WORK INSTRUCTION:
Print the listing below from its opening line through the line holding "Method of the", both ends included.

[Start of Attachment]

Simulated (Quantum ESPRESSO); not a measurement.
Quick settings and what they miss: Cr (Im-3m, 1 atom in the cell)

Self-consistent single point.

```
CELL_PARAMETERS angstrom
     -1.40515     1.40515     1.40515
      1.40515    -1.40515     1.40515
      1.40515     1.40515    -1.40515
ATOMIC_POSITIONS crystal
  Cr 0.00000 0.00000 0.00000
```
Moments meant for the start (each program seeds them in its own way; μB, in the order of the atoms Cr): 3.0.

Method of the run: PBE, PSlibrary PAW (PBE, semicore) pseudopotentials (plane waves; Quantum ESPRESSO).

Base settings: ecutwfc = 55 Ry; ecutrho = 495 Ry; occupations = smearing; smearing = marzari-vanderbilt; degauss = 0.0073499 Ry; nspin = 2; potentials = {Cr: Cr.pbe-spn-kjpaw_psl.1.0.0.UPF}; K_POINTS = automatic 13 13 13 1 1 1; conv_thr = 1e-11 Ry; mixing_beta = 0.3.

[End of Attachment]

EXERCISE OUTPUT:
Simulated (Quantum ESPRESSO); not a measurement.
Quick settings and what they miss: Cr (Im-3m, 1 atom in the cell)

Self-consistent single point.

```
CELL_PARAMETERS angstrom
     -1.40515     1.40515     1.40515
      1.40515    -1.40515     1.40515
      1.40515     1.40515    -1.40515
ATOMIC_POSITIONS crystal
  Cr 0.00000 0.00000 0.00000
```
Moments meant for the start (each program seeds them in its own way; μB, in the order of the atoms Cr): 3.0.

Method of the run: PBE, PSlibrary PAW (PBE, semicore) pseudopotentials (plane waves; Quantum ESPRESSO).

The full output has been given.